▶ [Work order]:
Print the records below from the first line through the line containing "NBANDS = 16 |", both included, word for word.

▶ [Data to examine]:
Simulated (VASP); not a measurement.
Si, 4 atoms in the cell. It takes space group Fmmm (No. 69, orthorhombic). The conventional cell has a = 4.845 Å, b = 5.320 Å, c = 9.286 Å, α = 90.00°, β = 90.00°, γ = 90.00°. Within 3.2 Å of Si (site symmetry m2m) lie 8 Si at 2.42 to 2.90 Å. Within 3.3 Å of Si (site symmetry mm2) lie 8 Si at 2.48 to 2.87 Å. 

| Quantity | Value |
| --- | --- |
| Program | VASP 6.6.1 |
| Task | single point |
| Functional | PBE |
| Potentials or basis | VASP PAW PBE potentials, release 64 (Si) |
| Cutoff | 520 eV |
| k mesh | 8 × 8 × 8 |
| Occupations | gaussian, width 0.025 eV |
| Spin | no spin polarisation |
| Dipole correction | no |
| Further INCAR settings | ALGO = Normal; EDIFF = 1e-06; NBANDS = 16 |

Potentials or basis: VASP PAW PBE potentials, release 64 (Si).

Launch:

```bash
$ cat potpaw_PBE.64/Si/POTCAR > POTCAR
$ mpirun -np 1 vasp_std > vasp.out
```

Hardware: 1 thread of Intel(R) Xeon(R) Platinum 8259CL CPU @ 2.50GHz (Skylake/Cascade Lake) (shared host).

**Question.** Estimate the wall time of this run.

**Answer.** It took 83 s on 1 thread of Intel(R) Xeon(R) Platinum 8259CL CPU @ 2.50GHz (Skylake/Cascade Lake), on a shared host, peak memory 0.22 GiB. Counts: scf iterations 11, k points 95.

▶ [Exercise answer]:
Simulated (VASP); not a measurement.
Si, 4 atoms in the cell. It takes space group Fmmm (No. 69, orthorhombic). The conventional cell has a = 4.845 Å, b = 5.320 Å, c = 9.286 Å, α = 90.00°, β = 90.00°, γ = 90.00°. Within 3.2 Å of Si (site symmetry m2m) lie 8 Si at 2.42 to 2.90 Å. Within 3.3 Å of Si (site symmetry mm2) lie 8 Si at 2.48 to 2.87 Å. 

| Quantity | Value |
| --- | --- |
| Program | VASP 6.6.1 |
| Task | single point |
| Functional | PBE |
| Potentials or basis | VASP PAW PBE potentials, release 64 (Si) |
| Cutoff | 520 eV |
| k mesh | 8 × 8 × 8 |
| Occupations | gaussian, width 0.025 eV |
| Spin | no spin polarisation |
| Dipole correction | no |
| Further INCAR settings | ALGO = Normal; EDIFF = 1e-06; NBANDS = 16 |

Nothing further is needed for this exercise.